_RECORD EXCERPTS_
________________________________________

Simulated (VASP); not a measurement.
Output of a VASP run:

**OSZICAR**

________________________________________

_ACTIVITY_
Up to and including the line with "Output of a", please return the records exactly, beginning from their first line.

_YOUR RESPONSE_
Simulated (VASP); not a measurement.
Output of a VASP run:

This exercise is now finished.